+-------+
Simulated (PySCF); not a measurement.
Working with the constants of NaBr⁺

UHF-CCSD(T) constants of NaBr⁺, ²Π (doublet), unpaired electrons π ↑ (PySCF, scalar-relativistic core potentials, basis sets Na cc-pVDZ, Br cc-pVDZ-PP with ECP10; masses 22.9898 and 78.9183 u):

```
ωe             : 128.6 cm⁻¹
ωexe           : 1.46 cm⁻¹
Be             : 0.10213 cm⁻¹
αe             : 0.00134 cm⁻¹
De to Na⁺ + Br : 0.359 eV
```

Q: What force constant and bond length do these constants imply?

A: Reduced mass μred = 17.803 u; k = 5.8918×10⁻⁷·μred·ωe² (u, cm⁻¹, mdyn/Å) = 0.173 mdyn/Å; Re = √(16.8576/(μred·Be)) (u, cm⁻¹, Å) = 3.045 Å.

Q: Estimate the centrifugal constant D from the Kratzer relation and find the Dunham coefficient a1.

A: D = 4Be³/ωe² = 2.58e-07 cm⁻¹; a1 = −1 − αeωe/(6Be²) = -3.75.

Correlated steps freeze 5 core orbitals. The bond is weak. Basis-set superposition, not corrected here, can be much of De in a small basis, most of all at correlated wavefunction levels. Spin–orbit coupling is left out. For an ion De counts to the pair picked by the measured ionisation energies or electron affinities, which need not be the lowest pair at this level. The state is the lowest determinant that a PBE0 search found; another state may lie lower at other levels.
+-------+

▸ **WORK ORDER**:
Reproduce exactly every line that sits between the start of the entries and the line bearing "A: D = 4Be³/ωe²", counting both of those lines.

▸ **WRITTEN REPLY**:
Simulated (PySCF); not a measurement.
Working with the constants of NaBr⁺

UHF-CCSD(T) constants of NaBr⁺, ²Π (doublet), unpaired electrons π ↑ (PySCF, scalar-relativistic core potentials, basis sets Na cc-pVDZ, Br cc-pVDZ-PP with ECP10; masses 22.9898 and 78.9183 u):

```
ωe             : 128.6 cm⁻¹
ωexe           : 1.46 cm⁻¹
Be             : 0.10213 cm⁻¹
αe             : 0.00134 cm⁻¹
De to Na⁺ + Br : 0.359 eV
```

Q: What force constant and bond length do these constants imply?

A: Reduced mass μred = 17.803 u; k = 5.8918×10⁻⁷·μred·ωe² (u, cm⁻¹, mdyn/Å) = 0.173 mdyn/Å; Re = √(16.8576/(μred·Be)) (u, cm⁻¹, Å) = 3.045 Å.

Q: Estimate the centrifugal constant D from the Kratzer relation and find the Dunham coefficient a1.

A: D = 4Be³/ωe² = 2.58e-07 cm⁻¹; a1 = −1 − αeωe/(6Be²) = -3.75.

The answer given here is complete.